Source material:
________________________
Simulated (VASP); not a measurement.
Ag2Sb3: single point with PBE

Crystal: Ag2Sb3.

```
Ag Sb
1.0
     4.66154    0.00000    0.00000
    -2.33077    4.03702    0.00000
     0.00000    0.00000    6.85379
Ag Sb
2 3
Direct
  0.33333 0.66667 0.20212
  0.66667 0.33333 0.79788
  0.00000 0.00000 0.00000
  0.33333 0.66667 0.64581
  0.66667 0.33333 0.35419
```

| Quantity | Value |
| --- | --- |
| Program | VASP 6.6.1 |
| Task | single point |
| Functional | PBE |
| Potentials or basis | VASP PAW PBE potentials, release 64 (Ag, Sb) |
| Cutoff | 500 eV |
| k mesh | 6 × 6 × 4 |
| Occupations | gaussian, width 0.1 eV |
________________________

Work request: All of the entries above need to be reproduced verbatim.

Written solution:
Simulated (VASP); not a measurement.
Ag2Sb3: single point with PBE

Crystal: Ag2Sb3.

```
Ag Sb
1.0
     4.66154    0.00000    0.00000
    -2.33077    4.03702    0.00000
     0.00000    0.00000    6.85379
Ag Sb
2 3
Direct
  0.33333 0.66667 0.20212
  0.66667 0.33333 0.79788
  0.00000 0.00000 0.00000
  0.33333 0.66667 0.64581
  0.66667 0.33333 0.35419
```

| Quantity | Value |
| --- | --- |
| Program | VASP 6.6.1 |
| Task | single point |
| Functional | PBE |
| Potentials or basis | VASP PAW PBE potentials, release 64 (Ag, Sb) |
| Cutoff | 500 eV |
| k mesh | 6 × 6 × 4 |
| Occupations | gaussian, width 0.1 eV |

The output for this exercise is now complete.